# DATA SUPPLIED:
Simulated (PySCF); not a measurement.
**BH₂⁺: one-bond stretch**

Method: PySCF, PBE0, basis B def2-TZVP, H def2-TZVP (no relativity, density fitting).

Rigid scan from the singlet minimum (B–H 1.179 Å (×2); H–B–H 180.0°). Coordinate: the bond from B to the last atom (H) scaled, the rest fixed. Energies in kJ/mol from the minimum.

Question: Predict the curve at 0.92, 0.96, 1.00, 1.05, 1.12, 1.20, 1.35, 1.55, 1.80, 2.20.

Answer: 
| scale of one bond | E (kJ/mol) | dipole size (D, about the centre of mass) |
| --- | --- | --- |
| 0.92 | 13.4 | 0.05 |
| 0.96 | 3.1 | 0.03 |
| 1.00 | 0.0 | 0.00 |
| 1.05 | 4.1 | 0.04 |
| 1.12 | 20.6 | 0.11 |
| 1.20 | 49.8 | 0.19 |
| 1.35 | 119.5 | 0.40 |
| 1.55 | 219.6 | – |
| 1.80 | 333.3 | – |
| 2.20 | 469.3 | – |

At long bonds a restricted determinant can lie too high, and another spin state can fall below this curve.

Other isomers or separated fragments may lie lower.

# WORK REQUEST:
Working from the records above, write out verbatim only the lines from the line containing "2.20 | 469.3 | – |" through the line containing "At long bonds".

# EXERCISE SOLUTION:
| 2.20 | 469.3 | – |

At long bonds a restricted determinant can lie too high, and another spin state can fall below this curve.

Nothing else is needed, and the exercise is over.